:: Assigned task ::
Using the records below, give again exactly the lines from the line that contains "Calculation: revTPSS meta-GGA, VASP's" through the line that contains "It has no gap", both ends included, and only those.

.....

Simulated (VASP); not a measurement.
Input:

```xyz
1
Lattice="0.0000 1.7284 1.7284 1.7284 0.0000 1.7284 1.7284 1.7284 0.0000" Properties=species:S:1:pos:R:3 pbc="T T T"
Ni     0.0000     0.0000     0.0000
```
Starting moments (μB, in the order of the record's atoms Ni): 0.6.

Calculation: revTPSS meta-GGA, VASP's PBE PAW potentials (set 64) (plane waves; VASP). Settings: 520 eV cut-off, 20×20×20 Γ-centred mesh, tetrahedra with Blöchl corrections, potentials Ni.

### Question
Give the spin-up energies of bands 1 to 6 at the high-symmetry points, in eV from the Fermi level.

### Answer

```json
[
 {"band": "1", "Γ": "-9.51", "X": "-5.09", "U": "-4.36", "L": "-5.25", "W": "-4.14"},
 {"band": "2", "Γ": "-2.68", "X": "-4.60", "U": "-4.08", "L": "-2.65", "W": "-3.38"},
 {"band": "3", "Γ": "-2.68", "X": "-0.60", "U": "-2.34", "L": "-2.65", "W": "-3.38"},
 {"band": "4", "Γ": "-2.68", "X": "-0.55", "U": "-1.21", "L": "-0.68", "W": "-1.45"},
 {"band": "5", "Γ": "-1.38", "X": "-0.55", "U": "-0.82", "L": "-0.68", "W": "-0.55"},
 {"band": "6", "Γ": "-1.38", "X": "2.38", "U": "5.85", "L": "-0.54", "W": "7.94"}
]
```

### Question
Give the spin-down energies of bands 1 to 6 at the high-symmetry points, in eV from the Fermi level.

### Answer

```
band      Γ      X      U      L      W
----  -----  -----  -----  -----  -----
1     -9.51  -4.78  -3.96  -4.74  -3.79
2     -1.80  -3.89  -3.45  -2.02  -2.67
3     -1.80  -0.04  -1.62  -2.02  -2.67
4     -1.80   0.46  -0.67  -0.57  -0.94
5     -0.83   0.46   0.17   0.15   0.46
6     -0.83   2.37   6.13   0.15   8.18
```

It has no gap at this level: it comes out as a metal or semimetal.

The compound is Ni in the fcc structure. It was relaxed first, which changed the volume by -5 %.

.....

:: Task solution ::
Calculation: revTPSS meta-GGA, VASP's PBE PAW potentials (set 64) (plane waves; VASP). Settings: 520 eV cut-off, 20×20×20 Γ-centred mesh, tetrahedra with Blöchl corrections, potentials Ni.

### Question
Give the spin-up energies of bands 1 to 6 at the high-symmetry points, in eV from the Fermi level.

### Answer

```json
[
 {"band": "1", "Γ": "-9.51", "X": "-5.09", "U": "-4.36", "L": "-5.25", "W": "-4.14"},
 {"band": "2", "Γ": "-2.68", "X": "-4.60", "U": "-4.08", "L": "-2.65", "W": "-3.38"},
 {"band": "3", "Γ": "-2.68", "X": "-0.60", "U": "-2.34", "L": "-2.65", "W": "-3.38"},
 {"band": "4", "Γ": "-2.68", "X": "-0.55", "U": "-1.21", "L": "-0.68", "W": "-1.45"},
 {"band": "5", "Γ": "-1.38", "X": "-0.55", "U": "-0.82", "L": "-0.68", "W": "-0.55"},
 {"band": "6", "Γ": "-1.38", "X": "2.38", "U": "5.85", "L": "-0.54", "W": "7.94"}
]
```

### Question
Give the spin-down energies of bands 1 to 6 at the high-symmetry points, in eV from the Fermi level.

### Answer

```
band      Γ      X      U      L      W
----  -----  -----  -----  -----  -----
1     -9.51  -4.78  -3.96  -4.74  -3.79
2     -1.80  -3.89  -3.45  -2.02  -2.67
3     -1.80  -0.04  -1.62  -2.02  -2.67
4     -1.80   0.46  -0.67  -0.57  -0.94
5     -0.83   0.46   0.17   0.15   0.46
6     -0.83   2.37   6.13   0.15   8.18
```

It has no gap at this level: it comes out as a metal or semimetal.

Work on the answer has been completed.